▸ **Activity**:
Repeat only the stretch of lines below that runs from the line with "### Question" through the line with "- 84.05 °C and 2520", unaltered.

▸ **Data section**:
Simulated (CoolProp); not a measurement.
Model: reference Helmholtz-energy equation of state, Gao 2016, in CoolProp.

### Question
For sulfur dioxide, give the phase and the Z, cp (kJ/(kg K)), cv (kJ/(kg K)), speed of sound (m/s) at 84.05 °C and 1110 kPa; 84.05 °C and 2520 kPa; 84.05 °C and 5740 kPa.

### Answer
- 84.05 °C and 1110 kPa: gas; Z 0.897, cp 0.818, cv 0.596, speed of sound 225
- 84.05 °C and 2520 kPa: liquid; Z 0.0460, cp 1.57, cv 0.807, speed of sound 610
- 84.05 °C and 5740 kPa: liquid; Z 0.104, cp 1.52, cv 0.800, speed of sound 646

▸ **Written solution**:
### Question
For sulfur dioxide, give the phase and the Z, cp (kJ/(kg K)), cv (kJ/(kg K)), speed of sound (m/s) at 84.05 °C and 1110 kPa; 84.05 °C and 2520 kPa; 84.05 °C and 5740 kPa.

### Answer
- 84.05 °C and 1110 kPa: gas; Z 0.897, cp 0.818, cv 0.596, speed of sound 225
- 84.05 °C and 2520 kPa: liquid; Z 0.0460, cp 1.57, cv 0.807, speed of sound 610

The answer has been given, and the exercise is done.